Segment Start: Supplied material

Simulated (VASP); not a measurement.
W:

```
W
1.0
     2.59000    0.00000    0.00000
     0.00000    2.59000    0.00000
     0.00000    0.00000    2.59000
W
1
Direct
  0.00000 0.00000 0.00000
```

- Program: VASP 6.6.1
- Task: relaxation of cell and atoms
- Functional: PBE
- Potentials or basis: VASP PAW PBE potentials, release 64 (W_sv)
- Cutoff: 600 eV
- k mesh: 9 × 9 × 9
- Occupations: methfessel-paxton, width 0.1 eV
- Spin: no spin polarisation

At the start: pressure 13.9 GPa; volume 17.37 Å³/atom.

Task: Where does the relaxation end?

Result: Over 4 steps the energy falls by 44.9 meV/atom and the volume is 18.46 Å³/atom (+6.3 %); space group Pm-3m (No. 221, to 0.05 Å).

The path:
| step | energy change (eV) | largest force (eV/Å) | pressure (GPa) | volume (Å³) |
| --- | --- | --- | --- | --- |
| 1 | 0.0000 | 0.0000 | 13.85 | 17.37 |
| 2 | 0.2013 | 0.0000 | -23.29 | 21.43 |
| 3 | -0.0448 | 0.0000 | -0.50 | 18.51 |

Segment End: Supplied material

(Work instruction) Go through the records and repeat each one exactly as written.

(Written reply)
Simulated (VASP); not a measurement.
W:

```
W
1.0
     2.59000    0.00000    0.00000
     0.00000    2.59000    0.00000
     0.00000    0.00000    2.59000
W
1
Direct
  0.00000 0.00000 0.00000
```

- Program: VASP 6.6.1
- Task: relaxation of cell and atoms
- Functional: PBE
- Potentials or basis: VASP PAW PBE potentials, release 64 (W_sv)
- Cutoff: 600 eV
- k mesh: 9 × 9 × 9
- Occupations: methfessel-paxton, width 0.1 eV
- Spin: no spin polarisation

At the start: pressure 13.9 GPa; volume 17.37 Å³/atom.

Task: Where does the relaxation end?

Result: Over 4 steps the energy falls by 44.9 meV/atom and the volume is 18.46 Å³/atom (+6.3 %); space group Pm-3m (No. 221, to 0.05 Å).

The path:
| step | energy change (eV) | largest force (eV/Å) | pressure (GPa) | volume (Å³) |
| --- | --- | --- | --- | --- |
| 1 | 0.0000 | 0.0000 | 13.85 | 17.37 |
| 2 | 0.2013 | 0.0000 | -23.29 | 21.43 |
| 3 | -0.0448 | 0.0000 | -0.50 | 18.51 |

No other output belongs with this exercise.